***
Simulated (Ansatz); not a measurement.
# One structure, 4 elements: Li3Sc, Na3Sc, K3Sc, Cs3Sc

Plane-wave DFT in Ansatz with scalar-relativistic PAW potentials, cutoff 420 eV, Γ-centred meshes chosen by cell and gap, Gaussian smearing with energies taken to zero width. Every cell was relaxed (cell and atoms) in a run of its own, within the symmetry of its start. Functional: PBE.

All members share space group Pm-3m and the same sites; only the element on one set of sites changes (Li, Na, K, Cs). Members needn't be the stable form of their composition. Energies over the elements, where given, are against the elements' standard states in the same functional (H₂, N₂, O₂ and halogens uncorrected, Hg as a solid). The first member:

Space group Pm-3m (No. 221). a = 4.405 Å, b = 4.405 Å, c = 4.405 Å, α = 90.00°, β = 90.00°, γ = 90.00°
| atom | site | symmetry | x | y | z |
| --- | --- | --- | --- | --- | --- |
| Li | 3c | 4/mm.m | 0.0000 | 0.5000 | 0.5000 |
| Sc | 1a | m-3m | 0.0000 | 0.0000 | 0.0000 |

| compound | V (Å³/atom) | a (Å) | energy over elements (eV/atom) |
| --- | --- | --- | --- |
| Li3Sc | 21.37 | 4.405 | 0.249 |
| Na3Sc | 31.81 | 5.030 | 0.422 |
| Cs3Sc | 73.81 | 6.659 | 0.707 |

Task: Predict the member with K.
***

#### ACTIVITY
Starting at the first line of the data above, please restate word for word every line up to and including the one that holds "0.5000 | 0.5000 |", and add nothing else.

#### SOLUTION
Simulated (Ansatz); not a measurement.
# One structure, 4 elements: Li3Sc, Na3Sc, K3Sc, Cs3Sc

Plane-wave DFT in Ansatz with scalar-relativistic PAW potentials, cutoff 420 eV, Γ-centred meshes chosen by cell and gap, Gaussian smearing with energies taken to zero width. Every cell was relaxed (cell and atoms) in a run of its own, within the symmetry of its start. Functional: PBE.

All members share space group Pm-3m and the same sites; only the element on one set of sites changes (Li, Na, K, Cs). Members needn't be the stable form of their composition. Energies over the elements, where given, are against the elements' standard states in the same functional (H₂, N₂, O₂ and halogens uncorrected, Hg as a solid). The first member:

Space group Pm-3m (No. 221). a = 4.405 Å, b = 4.405 Å, c = 4.405 Å, α = 90.00°, β = 90.00°, γ = 90.00°
| atom | site | symmetry | x | y | z |
| --- | --- | --- | --- | --- | --- |
| Li | 3c | 4/mm.m | 0.0000 | 0.5000 | 0.5000 |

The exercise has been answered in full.